----- Material supplied -----
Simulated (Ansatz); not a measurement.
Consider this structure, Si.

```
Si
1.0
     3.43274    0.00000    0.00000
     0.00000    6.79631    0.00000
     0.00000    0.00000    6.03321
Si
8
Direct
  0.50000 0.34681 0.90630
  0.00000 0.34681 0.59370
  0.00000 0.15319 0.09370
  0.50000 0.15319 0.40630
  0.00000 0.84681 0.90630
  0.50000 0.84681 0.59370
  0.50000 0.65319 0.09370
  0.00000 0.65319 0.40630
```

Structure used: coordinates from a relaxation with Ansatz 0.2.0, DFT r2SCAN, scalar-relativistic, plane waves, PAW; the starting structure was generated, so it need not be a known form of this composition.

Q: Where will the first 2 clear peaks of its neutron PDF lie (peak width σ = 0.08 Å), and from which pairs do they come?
-----

Can you give every line above again, exactly as written?

Simulated (Ansatz); not a measurement.
Consider this structure, Si.

```
Si
1.0
     3.43274    0.00000    0.00000
     0.00000    6.79631    0.00000
     0.00000    0.00000    6.03321
Si
8
Direct
  0.50000 0.34681 0.90630
  0.00000 0.34681 0.59370
  0.00000 0.15319 0.09370
  0.50000 0.15319 0.40630
  0.00000 0.84681 0.90630
  0.50000 0.84681 0.59370
  0.50000 0.65319 0.09370
  0.00000 0.65319 0.40630
```

Structure used: coordinates from a relaxation with Ansatz 0.2.0, DFT r2SCAN, scalar-relativistic, plane waves, PAW; the starting structure was generated, so it need not be a known form of this composition.

Q: Where will the first 2 clear peaks of its neutron PDF lie (peak width σ = 0.08 Å), and from which pairs do they come?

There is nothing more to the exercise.